> [Supplied information]:
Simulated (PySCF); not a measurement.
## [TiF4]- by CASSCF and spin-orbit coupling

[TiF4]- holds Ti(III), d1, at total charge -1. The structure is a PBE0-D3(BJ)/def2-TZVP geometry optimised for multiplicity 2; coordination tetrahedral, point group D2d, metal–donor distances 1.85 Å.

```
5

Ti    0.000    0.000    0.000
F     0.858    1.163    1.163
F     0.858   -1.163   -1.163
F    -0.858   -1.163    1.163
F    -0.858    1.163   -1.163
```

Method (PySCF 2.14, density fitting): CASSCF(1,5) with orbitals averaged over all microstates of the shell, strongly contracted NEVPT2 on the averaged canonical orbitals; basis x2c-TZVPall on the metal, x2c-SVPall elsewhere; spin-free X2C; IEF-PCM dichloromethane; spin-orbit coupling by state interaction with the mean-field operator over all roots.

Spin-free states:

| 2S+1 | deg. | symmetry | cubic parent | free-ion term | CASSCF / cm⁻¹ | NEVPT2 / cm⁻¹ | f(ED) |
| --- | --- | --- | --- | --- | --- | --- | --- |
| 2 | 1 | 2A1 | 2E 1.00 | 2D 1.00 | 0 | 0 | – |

> [Required action]:
Each line from the top of the material above through the line with "## [TiF4]- by CASSCF and spin-orbit coupling" must be echoed exactly, and no other line.

> [Exercise answer]:
Simulated (PySCF); not a measurement.
## [TiF4]- by CASSCF and spin-orbit coupling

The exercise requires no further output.